▽

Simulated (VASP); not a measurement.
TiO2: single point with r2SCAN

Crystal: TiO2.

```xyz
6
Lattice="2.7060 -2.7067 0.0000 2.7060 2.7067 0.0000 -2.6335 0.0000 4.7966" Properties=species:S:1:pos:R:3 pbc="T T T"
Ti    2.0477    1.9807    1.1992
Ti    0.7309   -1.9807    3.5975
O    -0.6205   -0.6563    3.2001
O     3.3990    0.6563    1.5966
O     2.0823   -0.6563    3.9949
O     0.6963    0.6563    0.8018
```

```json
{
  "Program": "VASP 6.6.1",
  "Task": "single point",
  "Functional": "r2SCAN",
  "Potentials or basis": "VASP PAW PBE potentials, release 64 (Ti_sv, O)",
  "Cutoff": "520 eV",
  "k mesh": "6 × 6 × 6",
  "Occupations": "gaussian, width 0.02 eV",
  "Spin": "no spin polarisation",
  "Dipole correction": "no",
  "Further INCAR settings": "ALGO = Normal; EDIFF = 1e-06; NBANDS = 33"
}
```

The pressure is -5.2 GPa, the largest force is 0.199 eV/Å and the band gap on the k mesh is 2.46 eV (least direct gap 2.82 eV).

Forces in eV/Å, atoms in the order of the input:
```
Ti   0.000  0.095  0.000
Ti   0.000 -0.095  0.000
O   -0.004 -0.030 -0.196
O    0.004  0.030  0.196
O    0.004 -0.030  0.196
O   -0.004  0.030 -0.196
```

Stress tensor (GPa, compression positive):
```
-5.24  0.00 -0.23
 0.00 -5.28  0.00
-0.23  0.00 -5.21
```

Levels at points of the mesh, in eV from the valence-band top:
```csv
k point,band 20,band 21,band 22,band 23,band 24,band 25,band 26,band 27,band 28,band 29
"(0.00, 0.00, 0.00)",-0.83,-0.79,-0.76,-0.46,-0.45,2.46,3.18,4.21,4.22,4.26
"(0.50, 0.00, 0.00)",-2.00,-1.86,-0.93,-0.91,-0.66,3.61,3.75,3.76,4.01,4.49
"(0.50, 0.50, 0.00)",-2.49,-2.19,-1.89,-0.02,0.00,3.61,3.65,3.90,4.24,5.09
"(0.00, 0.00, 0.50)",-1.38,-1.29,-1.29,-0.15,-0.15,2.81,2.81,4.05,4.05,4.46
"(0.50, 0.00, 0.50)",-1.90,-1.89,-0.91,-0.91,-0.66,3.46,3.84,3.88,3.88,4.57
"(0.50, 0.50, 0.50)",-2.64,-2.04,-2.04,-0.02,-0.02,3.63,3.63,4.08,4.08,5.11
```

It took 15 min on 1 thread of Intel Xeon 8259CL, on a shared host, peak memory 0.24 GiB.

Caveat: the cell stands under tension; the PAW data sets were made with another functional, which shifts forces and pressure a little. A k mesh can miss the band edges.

△

Copy verbatim, from the listing above, each line from the one containing "Stress tensor (GPa, compression" down to the one containing "It took 15 min", inclusive.

Stress tensor (GPa, compression positive):
```
-5.24  0.00 -0.23
 0.00 -5.28  0.00
-0.23  0.00 -5.21
```

Levels at points of the mesh, in eV from the valence-band top:
```csv
k point,band 20,band 21,band 22,band 23,band 24,band 25,band 26,band 27,band 28,band 29
"(0.00, 0.00, 0.00)",-0.83,-0.79,-0.76,-0.46,-0.45,2.46,3.18,4.21,4.22,4.26
"(0.50, 0.00, 0.00)",-2.00,-1.86,-0.93,-0.91,-0.66,3.61,3.75,3.76,4.01,4.49
"(0.50, 0.50, 0.00)",-2.49,-2.19,-1.89,-0.02,0.00,3.61,3.65,3.90,4.24,5.09
"(0.00, 0.00, 0.50)",-1.38,-1.29,-1.29,-0.15,-0.15,2.81,2.81,4.05,4.05,4.46
"(0.50, 0.00, 0.50)",-1.90,-1.89,-0.91,-0.91,-0.66,3.46,3.84,3.88,3.88,4.57
"(0.50, 0.50, 0.50)",-2.64,-2.04,-2.04,-0.02,-0.02,3.63,3.63,4.08,4.08,5.11
```

It took 15 min on 1 thread of Intel Xeon 8259CL, on a shared host, peak memory 0.24 GiB.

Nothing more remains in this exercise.